EXTRACTED MATERIAL.
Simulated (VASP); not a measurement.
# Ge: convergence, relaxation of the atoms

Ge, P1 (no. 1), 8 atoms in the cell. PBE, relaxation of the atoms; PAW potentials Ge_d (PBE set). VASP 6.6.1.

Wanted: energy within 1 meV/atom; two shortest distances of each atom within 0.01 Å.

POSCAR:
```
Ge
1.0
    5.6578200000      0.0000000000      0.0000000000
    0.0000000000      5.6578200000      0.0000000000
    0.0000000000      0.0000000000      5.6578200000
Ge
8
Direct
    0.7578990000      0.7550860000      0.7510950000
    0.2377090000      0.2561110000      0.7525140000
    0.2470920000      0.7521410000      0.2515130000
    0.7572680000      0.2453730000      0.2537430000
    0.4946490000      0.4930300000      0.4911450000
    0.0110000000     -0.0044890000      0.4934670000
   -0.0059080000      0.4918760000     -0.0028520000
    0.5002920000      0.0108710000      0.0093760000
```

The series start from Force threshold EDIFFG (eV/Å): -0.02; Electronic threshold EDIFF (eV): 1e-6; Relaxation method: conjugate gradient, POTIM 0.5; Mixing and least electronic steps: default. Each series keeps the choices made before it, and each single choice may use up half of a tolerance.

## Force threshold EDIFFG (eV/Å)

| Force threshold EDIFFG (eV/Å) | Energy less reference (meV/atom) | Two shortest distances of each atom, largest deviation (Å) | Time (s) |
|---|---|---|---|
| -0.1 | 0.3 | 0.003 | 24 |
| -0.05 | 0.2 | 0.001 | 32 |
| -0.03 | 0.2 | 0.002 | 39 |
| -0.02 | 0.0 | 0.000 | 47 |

WORK INSTRUCTION.
Set the records down again in full, exactly as they read.

ANSWER BOX.
Simulated (VASP); not a measurement.
# Ge: convergence, relaxation of the atoms

Ge, P1 (no. 1), 8 atoms in the cell. PBE, relaxation of the atoms; PAW potentials Ge_d (PBE set). VASP 6.6.1.

Wanted: energy within 1 meV/atom; two shortest distances of each atom within 0.01 Å.

POSCAR:
```
Ge
1.0
    5.6578200000      0.0000000000      0.0000000000
    0.0000000000      5.6578200000      0.0000000000
    0.0000000000      0.0000000000      5.6578200000
Ge
8
Direct
    0.7578990000      0.7550860000      0.7510950000
    0.2377090000      0.2561110000      0.7525140000
    0.2470920000      0.7521410000      0.2515130000
    0.7572680000      0.2453730000      0.2537430000
    0.4946490000      0.4930300000      0.4911450000
    0.0110000000     -0.0044890000      0.4934670000
   -0.0059080000      0.4918760000     -0.0028520000
    0.5002920000      0.0108710000      0.0093760000
```

The series start from Force threshold EDIFFG (eV/Å): -0.02; Electronic threshold EDIFF (eV): 1e-6; Relaxation method: conjugate gradient, POTIM 0.5; Mixing and least electronic steps: default. Each series keeps the choices made before it, and each single choice may use up half of a tolerance.

## Force threshold EDIFFG (eV/Å)

| Force threshold EDIFFG (eV/Å) | Energy less reference (meV/atom) | Two shortest distances of each atom, largest deviation (Å) | Time (s) |
|---|---|---|---|
| -0.1 | 0.3 | 0.003 | 24 |
| -0.05 | 0.2 | 0.001 | 32 |
| -0.03 | 0.2 | 0.002 | 39 |
| -0.02 | 0.0 | 0.000 | 47 |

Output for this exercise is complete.